- Data records
-- Opening Marker --
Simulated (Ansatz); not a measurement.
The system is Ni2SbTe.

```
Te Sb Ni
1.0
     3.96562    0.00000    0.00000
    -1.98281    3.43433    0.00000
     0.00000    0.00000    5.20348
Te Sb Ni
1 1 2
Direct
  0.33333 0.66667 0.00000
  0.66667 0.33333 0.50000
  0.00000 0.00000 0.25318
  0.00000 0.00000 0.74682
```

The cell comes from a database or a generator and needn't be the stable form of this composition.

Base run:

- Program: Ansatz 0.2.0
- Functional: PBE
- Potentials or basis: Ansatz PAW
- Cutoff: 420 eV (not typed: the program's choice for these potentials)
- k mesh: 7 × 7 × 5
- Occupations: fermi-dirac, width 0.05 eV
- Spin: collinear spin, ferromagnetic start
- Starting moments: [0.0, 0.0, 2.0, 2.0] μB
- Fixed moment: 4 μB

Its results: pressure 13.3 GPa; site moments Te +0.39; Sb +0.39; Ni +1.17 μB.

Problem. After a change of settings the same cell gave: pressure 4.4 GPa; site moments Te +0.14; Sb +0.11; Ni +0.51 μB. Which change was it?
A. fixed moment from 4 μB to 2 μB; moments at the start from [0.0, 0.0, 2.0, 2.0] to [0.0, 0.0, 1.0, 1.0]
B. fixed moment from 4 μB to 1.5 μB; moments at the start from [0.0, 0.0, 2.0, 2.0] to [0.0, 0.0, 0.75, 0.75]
-- Closing Marker --

- Activity
Copy all the records exactly so that no character differs from the source.

- Written response
Simulated (Ansatz); not a measurement.
The system is Ni2SbTe.

```
Te Sb Ni
1.0
     3.96562    0.00000    0.00000
    -1.98281    3.43433    0.00000
     0.00000    0.00000    5.20348
Te Sb Ni
1 1 2
Direct
  0.33333 0.66667 0.00000
  0.66667 0.33333 0.50000
  0.00000 0.00000 0.25318
  0.00000 0.00000 0.74682
```

The cell comes from a database or a generator and needn't be the stable form of this composition.

Base run:

- Program: Ansatz 0.2.0
- Functional: PBE
- Potentials or basis: Ansatz PAW
- Cutoff: 420 eV (not typed: the program's choice for these potentials)
- k mesh: 7 × 7 × 5
- Occupations: fermi-dirac, width 0.05 eV
- Spin: collinear spin, ferromagnetic start
- Starting moments: [0.0, 0.0, 2.0, 2.0] μB
- Fixed moment: 4 μB

Its results: pressure 13.3 GPa; site moments Te +0.39; Sb +0.39; Ni +1.17 μB.

Problem. After a change of settings the same cell gave: pressure 4.4 GPa; site moments Te +0.14; Sb +0.11; Ni +0.51 μB. Which change was it?
A. fixed moment from 4 μB to 2 μB; moments at the start from [0.0, 0.0, 2.0, 2.0] to [0.0, 0.0, 1.0, 1.0]
B. fixed moment from 4 μB to 1.5 μB; moments at the start from [0.0, 0.0, 2.0, 2.0] to [0.0, 0.0, 0.75, 0.75]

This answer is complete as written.